Supplied entries:
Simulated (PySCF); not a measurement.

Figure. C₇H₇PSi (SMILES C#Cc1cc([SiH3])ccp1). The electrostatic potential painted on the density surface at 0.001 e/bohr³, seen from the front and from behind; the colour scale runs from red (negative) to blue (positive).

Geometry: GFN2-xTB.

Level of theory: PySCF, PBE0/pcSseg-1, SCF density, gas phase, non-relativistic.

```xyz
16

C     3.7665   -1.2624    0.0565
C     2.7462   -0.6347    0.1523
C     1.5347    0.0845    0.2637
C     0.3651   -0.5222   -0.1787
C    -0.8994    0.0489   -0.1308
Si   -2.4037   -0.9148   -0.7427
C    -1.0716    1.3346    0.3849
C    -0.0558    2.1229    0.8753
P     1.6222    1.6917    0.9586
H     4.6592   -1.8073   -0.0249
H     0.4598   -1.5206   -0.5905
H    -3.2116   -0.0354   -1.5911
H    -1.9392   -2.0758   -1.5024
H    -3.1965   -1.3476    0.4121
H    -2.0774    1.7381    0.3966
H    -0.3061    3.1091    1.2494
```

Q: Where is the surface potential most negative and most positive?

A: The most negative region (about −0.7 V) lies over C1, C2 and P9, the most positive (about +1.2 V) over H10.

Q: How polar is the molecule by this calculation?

Action item:
Give back the data above, repeating every record exactly.

Worked solution:
Simulated (PySCF); not a measurement.

Figure. C₇H₇PSi (SMILES C#Cc1cc([SiH3])ccp1). The electrostatic potential painted on the density surface at 0.001 e/bohr³, seen from the front and from behind; the colour scale runs from red (negative) to blue (positive).

Geometry: GFN2-xTB.

Level of theory: PySCF, PBE0/pcSseg-1, SCF density, gas phase, non-relativistic.

```xyz
16

C     3.7665   -1.2624    0.0565
C     2.7462   -0.6347    0.1523
C     1.5347    0.0845    0.2637
C     0.3651   -0.5222   -0.1787
C    -0.8994    0.0489   -0.1308
Si   -2.4037   -0.9148   -0.7427
C    -1.0716    1.3346    0.3849
C    -0.0558    2.1229    0.8753
P     1.6222    1.6917    0.9586
H     4.6592   -1.8073   -0.0249
H     0.4598   -1.5206   -0.5905
H    -3.2116   -0.0354   -1.5911
H    -1.9392   -2.0758   -1.5024
H    -3.1965   -1.3476    0.4121
H    -2.0774    1.7381    0.3966
H    -0.3061    3.1091    1.2494
```

Q: Where is the surface potential most negative and most positive?

A: The most negative region (about −0.7 V) lies over C1, C2 and P9, the most positive (about +1.2 V) over H10.

Q: How polar is the molecule by this calculation?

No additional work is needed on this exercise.